» ACTIVITY
Starting at the first line of the data below, repeat each line word for word up to and including the line with "Program for the".

*** RECORDS PROVIDED ***

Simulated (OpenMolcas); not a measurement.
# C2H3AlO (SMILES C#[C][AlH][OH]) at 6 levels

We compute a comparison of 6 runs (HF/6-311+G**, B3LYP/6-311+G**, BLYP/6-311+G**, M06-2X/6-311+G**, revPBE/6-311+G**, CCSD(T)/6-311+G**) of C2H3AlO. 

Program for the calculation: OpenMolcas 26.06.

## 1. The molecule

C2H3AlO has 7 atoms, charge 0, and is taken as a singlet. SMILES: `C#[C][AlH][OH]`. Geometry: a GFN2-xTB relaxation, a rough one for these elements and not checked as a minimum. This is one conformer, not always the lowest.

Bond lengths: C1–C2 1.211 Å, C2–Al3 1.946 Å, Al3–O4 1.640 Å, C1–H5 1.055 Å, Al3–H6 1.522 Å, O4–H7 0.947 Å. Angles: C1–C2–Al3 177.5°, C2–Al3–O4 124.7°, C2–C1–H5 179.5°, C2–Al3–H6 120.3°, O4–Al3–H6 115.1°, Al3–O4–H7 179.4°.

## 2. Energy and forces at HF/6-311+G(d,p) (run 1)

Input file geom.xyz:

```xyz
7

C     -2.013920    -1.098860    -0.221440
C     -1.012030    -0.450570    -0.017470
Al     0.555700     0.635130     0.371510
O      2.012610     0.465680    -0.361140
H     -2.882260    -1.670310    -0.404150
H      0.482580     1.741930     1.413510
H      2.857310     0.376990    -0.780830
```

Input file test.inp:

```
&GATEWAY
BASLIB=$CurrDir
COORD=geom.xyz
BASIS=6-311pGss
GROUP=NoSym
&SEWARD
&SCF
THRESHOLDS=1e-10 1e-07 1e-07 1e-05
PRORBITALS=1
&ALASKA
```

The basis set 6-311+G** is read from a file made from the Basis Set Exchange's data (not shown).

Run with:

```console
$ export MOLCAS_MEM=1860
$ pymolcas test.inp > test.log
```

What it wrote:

***

» EXERCISE RESULT
Simulated (OpenMolcas); not a measurement.
# C2H3AlO (SMILES C#[C][AlH][OH]) at 6 levels

We compute a comparison of 6 runs (HF/6-311+G**, B3LYP/6-311+G**, BLYP/6-311+G**, M06-2X/6-311+G**, revPBE/6-311+G**, CCSD(T)/6-311+G**) of C2H3AlO. 

Program for the calculation: OpenMolcas 26.06.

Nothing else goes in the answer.